* TASK ITEM *
Nothing but the lines below between the line holding "Result: The forces" and the line holding "Whether the end", inclusive, should appear in the answer, each set down exactly.

* EXERCISE DATA *
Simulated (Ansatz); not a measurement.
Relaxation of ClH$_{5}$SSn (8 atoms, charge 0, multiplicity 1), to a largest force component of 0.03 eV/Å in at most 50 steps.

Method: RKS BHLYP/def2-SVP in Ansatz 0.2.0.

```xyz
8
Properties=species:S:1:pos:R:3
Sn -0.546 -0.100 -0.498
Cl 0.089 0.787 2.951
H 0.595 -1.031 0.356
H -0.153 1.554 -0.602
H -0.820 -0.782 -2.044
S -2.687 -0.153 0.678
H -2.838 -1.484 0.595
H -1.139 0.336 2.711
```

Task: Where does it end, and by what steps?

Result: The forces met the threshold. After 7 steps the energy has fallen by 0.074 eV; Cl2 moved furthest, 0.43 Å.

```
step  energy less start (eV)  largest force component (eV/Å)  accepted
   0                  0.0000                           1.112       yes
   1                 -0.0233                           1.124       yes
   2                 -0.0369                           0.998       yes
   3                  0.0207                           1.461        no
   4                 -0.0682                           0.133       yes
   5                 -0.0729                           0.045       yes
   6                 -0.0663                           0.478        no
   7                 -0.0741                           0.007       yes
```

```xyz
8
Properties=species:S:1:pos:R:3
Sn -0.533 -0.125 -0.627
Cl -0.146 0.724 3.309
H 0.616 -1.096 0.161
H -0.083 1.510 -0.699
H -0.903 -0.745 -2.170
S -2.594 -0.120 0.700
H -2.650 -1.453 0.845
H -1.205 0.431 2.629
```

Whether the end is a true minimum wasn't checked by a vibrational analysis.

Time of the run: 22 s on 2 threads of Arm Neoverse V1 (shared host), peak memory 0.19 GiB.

* RESPONSE *
Result: The forces met the threshold. After 7 steps the energy has fallen by 0.074 eV; Cl2 moved furthest, 0.43 Å.

```
step  energy less start (eV)  largest force component (eV/Å)  accepted
   0                  0.0000                           1.112       yes
   1                 -0.0233                           1.124       yes
   2                 -0.0369                           0.998       yes
   3                  0.0207                           1.461        no
   4                 -0.0682                           0.133       yes
   5                 -0.0729                           0.045       yes
   6                 -0.0663                           0.478        no
   7                 -0.0741                           0.007       yes
```

```xyz
8
Properties=species:S:1:pos:R:3
Sn -0.533 -0.125 -0.627
Cl -0.146 0.724 3.309
H 0.616 -1.096 0.161
H -0.083 1.510 -0.699
H -0.903 -0.745 -2.170
S -2.594 -0.120 0.700
H -2.650 -1.453 0.845
H -1.205 0.431 2.629
```

Whether the end is a true minimum wasn't checked by a vibrational analysis.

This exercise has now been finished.